● Material supplied
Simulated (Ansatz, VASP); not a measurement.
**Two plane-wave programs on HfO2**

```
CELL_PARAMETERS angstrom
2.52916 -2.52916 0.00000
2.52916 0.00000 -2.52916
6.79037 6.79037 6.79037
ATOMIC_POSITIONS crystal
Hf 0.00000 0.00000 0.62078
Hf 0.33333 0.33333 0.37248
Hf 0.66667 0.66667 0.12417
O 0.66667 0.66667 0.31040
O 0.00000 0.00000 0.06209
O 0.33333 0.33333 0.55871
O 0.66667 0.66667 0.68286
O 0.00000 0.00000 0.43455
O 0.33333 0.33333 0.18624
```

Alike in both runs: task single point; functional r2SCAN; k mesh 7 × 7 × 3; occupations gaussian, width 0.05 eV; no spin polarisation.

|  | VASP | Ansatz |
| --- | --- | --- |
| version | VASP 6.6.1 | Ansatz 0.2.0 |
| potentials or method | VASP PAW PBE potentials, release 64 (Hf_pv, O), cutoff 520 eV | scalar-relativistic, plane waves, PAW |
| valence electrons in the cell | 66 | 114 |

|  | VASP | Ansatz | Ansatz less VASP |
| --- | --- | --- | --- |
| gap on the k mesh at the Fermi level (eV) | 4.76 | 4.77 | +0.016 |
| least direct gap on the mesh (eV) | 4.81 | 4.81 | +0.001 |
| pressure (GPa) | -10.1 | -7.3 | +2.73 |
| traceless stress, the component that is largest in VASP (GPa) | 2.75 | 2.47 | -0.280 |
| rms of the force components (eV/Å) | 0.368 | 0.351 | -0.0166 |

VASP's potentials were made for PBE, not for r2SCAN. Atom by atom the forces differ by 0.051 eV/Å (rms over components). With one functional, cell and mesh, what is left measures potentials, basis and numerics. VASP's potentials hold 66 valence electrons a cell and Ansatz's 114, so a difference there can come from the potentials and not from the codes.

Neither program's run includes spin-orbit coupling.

● Assignment
Restate verbatim the first line above and all lines after it through the line containing "VASP's potentials were"; omit the rest.

● Problem solution
Simulated (Ansatz, VASP); not a measurement.
**Two plane-wave programs on HfO2**

```
CELL_PARAMETERS angstrom
2.52916 -2.52916 0.00000
2.52916 0.00000 -2.52916
6.79037 6.79037 6.79037
ATOMIC_POSITIONS crystal
Hf 0.00000 0.00000 0.62078
Hf 0.33333 0.33333 0.37248
Hf 0.66667 0.66667 0.12417
O 0.66667 0.66667 0.31040
O 0.00000 0.00000 0.06209
O 0.33333 0.33333 0.55871
O 0.66667 0.66667 0.68286
O 0.00000 0.00000 0.43455
O 0.33333 0.33333 0.18624
```

Alike in both runs: task single point; functional r2SCAN; k mesh 7 × 7 × 3; occupations gaussian, width 0.05 eV; no spin polarisation.

|  | VASP | Ansatz |
| --- | --- | --- |
| version | VASP 6.6.1 | Ansatz 0.2.0 |
| potentials or method | VASP PAW PBE potentials, release 64 (Hf_pv, O), cutoff 520 eV | scalar-relativistic, plane waves, PAW |
| valence electrons in the cell | 66 | 114 |

|  | VASP | Ansatz | Ansatz less VASP |
| --- | --- | --- | --- |
| gap on the k mesh at the Fermi level (eV) | 4.76 | 4.77 | +0.016 |
| least direct gap on the mesh (eV) | 4.81 | 4.81 | +0.001 |
| pressure (GPa) | -10.1 | -7.3 | +2.73 |
| traceless stress, the component that is largest in VASP (GPa) | 2.75 | 2.47 | -0.280 |
| rms of the force components (eV/Å) | 0.368 | 0.351 | -0.0166 |

VASP's potentials were made for PBE, not for r2SCAN. Atom by atom the forces differ by 0.051 eV/Å (rms over components). With one functional, cell and mesh, what is left measures potentials, basis and numerics. VASP's potentials hold 66 valence electrons a cell and Ansatz's 114, so a difference there can come from the potentials and not from the codes.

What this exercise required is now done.